ASSIGNED TASK: As the answer, set down the lines below from the one containing "C_hf = 25.298 nF/cm^2" through the one containing "Reading N_t/N straight", exactly and inclusively, and no others.

---+---

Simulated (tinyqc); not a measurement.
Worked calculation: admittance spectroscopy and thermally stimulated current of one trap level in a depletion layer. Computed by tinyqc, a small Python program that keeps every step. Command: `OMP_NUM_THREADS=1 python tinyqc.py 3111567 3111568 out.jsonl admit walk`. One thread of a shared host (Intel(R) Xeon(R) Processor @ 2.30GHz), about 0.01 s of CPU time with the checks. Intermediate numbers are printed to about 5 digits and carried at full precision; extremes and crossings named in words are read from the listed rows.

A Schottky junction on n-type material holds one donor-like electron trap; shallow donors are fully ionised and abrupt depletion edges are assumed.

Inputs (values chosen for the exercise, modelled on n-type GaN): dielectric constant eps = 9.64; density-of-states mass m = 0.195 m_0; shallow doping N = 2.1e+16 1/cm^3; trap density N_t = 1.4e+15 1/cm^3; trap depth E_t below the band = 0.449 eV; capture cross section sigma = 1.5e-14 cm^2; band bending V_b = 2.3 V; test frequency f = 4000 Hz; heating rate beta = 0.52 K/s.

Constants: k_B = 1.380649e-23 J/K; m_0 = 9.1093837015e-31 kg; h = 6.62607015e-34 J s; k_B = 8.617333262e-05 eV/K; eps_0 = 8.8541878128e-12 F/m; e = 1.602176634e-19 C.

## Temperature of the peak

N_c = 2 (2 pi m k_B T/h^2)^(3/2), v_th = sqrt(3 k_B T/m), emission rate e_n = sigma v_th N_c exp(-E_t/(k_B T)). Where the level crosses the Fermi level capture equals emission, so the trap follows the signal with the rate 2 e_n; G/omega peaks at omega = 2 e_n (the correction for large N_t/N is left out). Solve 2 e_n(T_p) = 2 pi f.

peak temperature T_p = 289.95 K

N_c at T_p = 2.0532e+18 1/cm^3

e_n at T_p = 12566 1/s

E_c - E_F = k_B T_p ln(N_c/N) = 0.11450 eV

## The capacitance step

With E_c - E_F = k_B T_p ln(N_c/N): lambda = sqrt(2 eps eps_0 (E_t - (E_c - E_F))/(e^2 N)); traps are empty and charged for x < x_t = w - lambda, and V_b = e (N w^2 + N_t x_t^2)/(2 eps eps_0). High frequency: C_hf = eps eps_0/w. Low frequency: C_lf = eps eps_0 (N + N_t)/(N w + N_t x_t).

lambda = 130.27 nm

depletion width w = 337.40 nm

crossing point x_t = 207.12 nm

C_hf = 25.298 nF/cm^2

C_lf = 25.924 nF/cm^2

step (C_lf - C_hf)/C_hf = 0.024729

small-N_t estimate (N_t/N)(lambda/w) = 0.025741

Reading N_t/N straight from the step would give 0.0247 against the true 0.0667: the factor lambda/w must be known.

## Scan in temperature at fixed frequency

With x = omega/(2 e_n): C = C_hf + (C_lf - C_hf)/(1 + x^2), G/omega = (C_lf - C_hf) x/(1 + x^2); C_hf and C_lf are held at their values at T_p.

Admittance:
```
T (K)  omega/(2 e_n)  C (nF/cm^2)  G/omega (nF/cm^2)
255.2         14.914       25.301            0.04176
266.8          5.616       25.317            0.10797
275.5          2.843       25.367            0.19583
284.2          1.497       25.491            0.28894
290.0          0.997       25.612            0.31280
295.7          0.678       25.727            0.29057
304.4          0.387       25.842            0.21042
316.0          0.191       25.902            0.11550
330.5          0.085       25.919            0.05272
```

---+---

EXERCISE RESULT:
C_hf = 25.298 nF/cm^2

C_lf = 25.924 nF/cm^2

step (C_lf - C_hf)/C_hf = 0.024729

small-N_t estimate (N_t/N)(lambda/w) = 0.025741

Reading N_t/N straight from the step would give 0.0247 against the true 0.0667: the factor lambda/w must be known.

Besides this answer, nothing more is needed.